§ WORK REQUEST: Set down exactly the entries below, beginning at their first line and ending at the line with "Change from the".

§ DATA FOR ANALYSIS:
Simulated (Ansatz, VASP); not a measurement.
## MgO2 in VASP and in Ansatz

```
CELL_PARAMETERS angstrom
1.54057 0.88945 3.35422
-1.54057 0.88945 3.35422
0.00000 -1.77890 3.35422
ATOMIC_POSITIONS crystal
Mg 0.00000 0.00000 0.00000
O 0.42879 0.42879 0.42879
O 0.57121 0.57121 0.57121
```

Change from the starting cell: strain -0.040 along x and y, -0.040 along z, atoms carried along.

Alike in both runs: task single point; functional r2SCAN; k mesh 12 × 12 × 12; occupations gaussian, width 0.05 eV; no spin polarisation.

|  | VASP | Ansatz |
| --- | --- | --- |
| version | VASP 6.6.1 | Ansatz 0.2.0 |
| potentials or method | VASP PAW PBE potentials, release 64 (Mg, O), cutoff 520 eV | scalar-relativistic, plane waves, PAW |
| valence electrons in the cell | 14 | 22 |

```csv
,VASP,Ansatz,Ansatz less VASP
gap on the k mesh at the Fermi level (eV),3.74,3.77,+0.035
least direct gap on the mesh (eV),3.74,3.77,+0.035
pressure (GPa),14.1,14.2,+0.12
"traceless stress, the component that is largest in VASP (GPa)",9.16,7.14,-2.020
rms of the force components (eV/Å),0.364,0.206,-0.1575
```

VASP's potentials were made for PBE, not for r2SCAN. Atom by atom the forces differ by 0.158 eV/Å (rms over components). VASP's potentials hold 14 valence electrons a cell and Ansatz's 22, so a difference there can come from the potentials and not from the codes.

§ WRITTEN REPLY:
Simulated (Ansatz, VASP); not a measurement.
## MgO2 in VASP and in Ansatz

```
CELL_PARAMETERS angstrom
1.54057 0.88945 3.35422
-1.54057 0.88945 3.35422
0.00000 -1.77890 3.35422
ATOMIC_POSITIONS crystal
Mg 0.00000 0.00000 0.00000
O 0.42879 0.42879 0.42879
O 0.57121 0.57121 0.57121
```

Change from the starting cell: strain -0.040 along x and y, -0.040 along z, atoms carried along.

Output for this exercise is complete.